-------- PROVIDED DATA --------
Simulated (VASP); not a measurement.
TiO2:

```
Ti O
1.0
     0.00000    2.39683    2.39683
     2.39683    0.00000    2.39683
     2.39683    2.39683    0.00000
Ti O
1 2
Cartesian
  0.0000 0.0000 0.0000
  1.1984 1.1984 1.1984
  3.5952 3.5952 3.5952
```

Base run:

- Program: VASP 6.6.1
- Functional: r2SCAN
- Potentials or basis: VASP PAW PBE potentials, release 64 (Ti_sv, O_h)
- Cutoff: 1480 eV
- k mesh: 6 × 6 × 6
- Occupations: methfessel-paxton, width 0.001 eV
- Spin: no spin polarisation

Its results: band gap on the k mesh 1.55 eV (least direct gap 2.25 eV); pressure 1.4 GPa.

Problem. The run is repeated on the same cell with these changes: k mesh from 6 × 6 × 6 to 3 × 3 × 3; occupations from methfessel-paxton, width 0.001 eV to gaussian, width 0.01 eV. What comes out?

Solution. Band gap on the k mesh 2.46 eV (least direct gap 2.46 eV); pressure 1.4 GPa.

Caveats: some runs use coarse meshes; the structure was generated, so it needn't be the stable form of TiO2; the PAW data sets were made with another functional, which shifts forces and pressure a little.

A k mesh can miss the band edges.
--------

● TASK ITEM
Within the material above, transcribe exactly the lines that run from the line holding "Its results: band" through the line holding "Solution. Band gap".

● ANSWER BOX
Its results: band gap on the k mesh 1.55 eV (least direct gap 2.25 eV); pressure 1.4 GPa.

Problem. The run is repeated on the same cell with these changes: k mesh from 6 × 6 × 6 to 3 × 3 × 3; occupations from methfessel-paxton, width 0.001 eV to gaussian, width 0.01 eV. What comes out?

Solution. Band gap on the k mesh 2.46 eV (least direct gap 2.46 eV); pressure 1.4 GPa.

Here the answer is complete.